>>

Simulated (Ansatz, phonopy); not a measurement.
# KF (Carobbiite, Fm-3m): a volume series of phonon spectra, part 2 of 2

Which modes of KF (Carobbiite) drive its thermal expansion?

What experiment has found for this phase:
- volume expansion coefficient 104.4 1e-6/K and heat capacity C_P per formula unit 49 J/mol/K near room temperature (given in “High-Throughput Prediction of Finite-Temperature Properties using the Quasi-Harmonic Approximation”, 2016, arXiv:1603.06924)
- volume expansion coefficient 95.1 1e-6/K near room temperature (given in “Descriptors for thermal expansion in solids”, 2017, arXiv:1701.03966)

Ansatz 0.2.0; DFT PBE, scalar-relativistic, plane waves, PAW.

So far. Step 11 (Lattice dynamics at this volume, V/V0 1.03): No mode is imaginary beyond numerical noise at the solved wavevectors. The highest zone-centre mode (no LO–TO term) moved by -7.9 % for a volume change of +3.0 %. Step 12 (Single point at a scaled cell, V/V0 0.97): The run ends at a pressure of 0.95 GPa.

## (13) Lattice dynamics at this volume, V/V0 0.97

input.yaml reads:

<<

Work order - Only the lines from the beginning of the data above through the line containing "So far. Step" should be repeated, exactly as they appear.

Worked solution -
Simulated (Ansatz, phonopy); not a measurement.
# KF (Carobbiite, Fm-3m): a volume series of phonon spectra, part 2 of 2

Which modes of KF (Carobbiite) drive its thermal expansion?

What experiment has found for this phase:
- volume expansion coefficient 104.4 1e-6/K and heat capacity C_P per formula unit 49 J/mol/K near room temperature (given in “High-Throughput Prediction of Finite-Temperature Properties using the Quasi-Harmonic Approximation”, 2016, arXiv:1603.06924)
- volume expansion coefficient 95.1 1e-6/K near room temperature (given in “Descriptors for thermal expansion in solids”, 2017, arXiv:1701.03966)

Ansatz 0.2.0; DFT PBE, scalar-relativistic, plane waves, PAW.

So far. Step 11 (Lattice dynamics at this volume, V/V0 1.03): No mode is imaginary beyond numerical noise at the solved wavevectors. The highest zone-centre mode (no LO–TO term) moved by -7.9 % for a volume change of +3.0 %. Step 12 (Single point at a scaled cell, V/V0 0.97): The run ends at a pressure of 0.95 GPa.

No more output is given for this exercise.